● PROVIDED INFORMATION
--
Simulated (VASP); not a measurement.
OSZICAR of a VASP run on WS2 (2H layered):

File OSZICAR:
--

Repeat the data. Every word must match.

● EXPECTED ANSWER
Simulated (VASP); not a measurement.
OSZICAR of a VASP run on WS2 (2H layered):

File OSZICAR:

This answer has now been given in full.